╭──
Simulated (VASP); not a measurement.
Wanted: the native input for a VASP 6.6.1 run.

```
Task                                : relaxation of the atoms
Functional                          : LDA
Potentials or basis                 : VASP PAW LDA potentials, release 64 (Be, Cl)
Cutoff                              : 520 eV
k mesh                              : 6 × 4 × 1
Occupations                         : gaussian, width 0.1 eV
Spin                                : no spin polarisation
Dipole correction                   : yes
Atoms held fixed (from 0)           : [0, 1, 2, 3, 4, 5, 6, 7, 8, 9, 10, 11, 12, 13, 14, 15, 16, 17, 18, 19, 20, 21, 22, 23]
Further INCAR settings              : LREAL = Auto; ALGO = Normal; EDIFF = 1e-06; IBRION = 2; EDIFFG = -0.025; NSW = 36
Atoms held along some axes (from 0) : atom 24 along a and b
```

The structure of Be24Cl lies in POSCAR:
╰──

_WORK INSTRUCTION_
The records above must be retyped in full, exactly as written.

_WORKED SOLUTION_
Simulated (VASP); not a measurement.
Wanted: the native input for a VASP 6.6.1 run.

```
Task                                : relaxation of the atoms
Functional                          : LDA
Potentials or basis                 : VASP PAW LDA potentials, release 64 (Be, Cl)
Cutoff                              : 520 eV
k mesh                              : 6 × 4 × 1
Occupations                         : gaussian, width 0.1 eV
Spin                                : no spin polarisation
Dipole correction                   : yes
Atoms held fixed (from 0)           : [0, 1, 2, 3, 4, 5, 6, 7, 8, 9, 10, 11, 12, 13, 14, 15, 16, 17, 18, 19, 20, 21, 22, 23]
Further INCAR settings              : LREAL = Auto; ALGO = Normal; EDIFF = 1e-06; IBRION = 2; EDIFFG = -0.025; NSW = 36
Atoms held along some axes (from 0) : atom 24 along a and b
```

The structure of Be24Cl lies in POSCAR:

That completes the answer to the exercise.